_ACTIVITY_
For the listing below, output exactly the lines from the line with "-0.134 | -0.231 |" up to and including the line with "and the forces?", and no other lines.

_EXCERPTED RECORDS_
_ _ _ _ _ _ _

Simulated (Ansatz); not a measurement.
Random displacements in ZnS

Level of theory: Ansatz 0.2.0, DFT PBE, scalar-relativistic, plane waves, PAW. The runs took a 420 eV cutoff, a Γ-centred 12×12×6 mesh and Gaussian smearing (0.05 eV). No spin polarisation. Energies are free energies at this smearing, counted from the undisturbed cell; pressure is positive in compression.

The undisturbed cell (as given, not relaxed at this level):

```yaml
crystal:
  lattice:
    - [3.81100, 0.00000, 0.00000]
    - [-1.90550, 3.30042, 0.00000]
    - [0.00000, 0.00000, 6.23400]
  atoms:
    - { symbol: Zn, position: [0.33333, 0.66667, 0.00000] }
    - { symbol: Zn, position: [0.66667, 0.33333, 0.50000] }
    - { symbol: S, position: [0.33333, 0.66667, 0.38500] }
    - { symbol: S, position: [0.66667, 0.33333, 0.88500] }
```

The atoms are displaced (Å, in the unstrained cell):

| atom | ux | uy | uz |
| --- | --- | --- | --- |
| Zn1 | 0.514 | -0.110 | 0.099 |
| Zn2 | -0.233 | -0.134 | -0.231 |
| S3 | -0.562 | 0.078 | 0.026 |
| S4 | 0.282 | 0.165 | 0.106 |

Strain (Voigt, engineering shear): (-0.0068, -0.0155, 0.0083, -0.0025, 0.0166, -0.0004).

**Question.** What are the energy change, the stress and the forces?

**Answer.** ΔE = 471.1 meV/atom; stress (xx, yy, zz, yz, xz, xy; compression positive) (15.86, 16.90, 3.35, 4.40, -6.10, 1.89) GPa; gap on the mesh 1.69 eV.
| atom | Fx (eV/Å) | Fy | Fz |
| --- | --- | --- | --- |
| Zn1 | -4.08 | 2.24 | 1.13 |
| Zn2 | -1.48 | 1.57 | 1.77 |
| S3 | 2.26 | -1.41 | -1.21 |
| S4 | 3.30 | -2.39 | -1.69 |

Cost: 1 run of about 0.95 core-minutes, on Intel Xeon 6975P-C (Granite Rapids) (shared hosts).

_ _ _ _ _ _ _

_WORKED SOLUTION_
| Zn2 | -0.233 | -0.134 | -0.231 |
| S3 | -0.562 | 0.078 | 0.026 |
| S4 | 0.282 | 0.165 | 0.106 |

Strain (Voigt, engineering shear): (-0.0068, -0.0155, 0.0083, -0.0025, 0.0166, -0.0004).

**Question.** What are the energy change, the stress and the forces?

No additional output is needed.